**Action item**
Write out each line of the entries exactly, starting at the first and finishing with the line that contains "Question: How is".

==================================================

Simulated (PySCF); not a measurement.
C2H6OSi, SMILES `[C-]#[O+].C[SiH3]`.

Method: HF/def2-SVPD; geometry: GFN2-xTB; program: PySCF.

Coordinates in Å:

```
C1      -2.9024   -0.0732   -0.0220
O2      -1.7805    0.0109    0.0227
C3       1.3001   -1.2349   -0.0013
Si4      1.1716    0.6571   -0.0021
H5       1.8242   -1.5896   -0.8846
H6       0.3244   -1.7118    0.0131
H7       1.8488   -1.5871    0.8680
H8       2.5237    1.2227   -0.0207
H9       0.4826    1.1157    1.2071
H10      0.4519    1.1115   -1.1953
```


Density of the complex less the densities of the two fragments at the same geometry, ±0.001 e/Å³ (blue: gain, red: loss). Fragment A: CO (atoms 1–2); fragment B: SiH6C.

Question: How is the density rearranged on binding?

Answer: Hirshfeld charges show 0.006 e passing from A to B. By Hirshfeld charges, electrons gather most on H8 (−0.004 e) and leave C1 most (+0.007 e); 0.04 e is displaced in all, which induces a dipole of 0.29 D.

==================================================

**Exercise response**
Simulated (PySCF); not a measurement.
C2H6OSi, SMILES `[C-]#[O+].C[SiH3]`.

Method: HF/def2-SVPD; geometry: GFN2-xTB; program: PySCF.

Coordinates in Å:

```
C1      -2.9024   -0.0732   -0.0220
O2      -1.7805    0.0109    0.0227
C3       1.3001   -1.2349   -0.0013
Si4      1.1716    0.6571   -0.0021
H5       1.8242   -1.5896   -0.8846
H6       0.3244   -1.7118    0.0131
H7       1.8488   -1.5871    0.8680
H8       2.5237    1.2227   -0.0207
H9       0.4826    1.1157    1.2071
H10      0.4519    1.1115   -1.1953
```


Density of the complex less the densities of the two fragments at the same geometry, ±0.001 e/Å³ (blue: gain, red: loss). Fragment A: CO (atoms 1–2); fragment B: SiH6C.

Question: How is the density rearranged on binding?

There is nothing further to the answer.